=== Section Start ===

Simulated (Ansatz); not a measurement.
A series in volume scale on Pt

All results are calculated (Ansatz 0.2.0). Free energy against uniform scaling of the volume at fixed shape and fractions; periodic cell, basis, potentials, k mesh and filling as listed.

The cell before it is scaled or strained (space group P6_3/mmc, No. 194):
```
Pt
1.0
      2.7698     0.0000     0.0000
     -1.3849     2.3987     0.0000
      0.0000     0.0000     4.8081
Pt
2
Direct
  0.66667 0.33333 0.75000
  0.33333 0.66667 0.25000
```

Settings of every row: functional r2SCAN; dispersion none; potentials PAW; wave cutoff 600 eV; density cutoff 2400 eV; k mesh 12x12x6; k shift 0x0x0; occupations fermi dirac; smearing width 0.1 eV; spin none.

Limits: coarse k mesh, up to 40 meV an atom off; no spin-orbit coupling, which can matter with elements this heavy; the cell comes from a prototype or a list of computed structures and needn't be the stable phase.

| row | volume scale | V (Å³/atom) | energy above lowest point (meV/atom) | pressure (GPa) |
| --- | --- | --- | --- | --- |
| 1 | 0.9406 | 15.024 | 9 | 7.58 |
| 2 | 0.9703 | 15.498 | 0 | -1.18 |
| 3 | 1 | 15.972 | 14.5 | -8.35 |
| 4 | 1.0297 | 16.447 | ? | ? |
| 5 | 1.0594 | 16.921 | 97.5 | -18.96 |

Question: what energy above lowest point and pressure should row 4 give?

=== Section End ===

REQUIREMENT → Proceeding from the line containing "15.024 | 9 | 7.58 |" through the line containing "97.5 | -18.96 |", transcribe the lines above exactly, both end lines included.

TASK RESPONSE →
| 1 | 0.9406 | 15.024 | 9 | 7.58 |
| 2 | 0.9703 | 15.498 | 0 | -1.18 |
| 3 | 1 | 15.972 | 14.5 | -8.35 |
| 4 | 1.0297 | 16.447 | ? | ? |
| 5 | 1.0594 | 16.921 | 97.5 | -18.96 |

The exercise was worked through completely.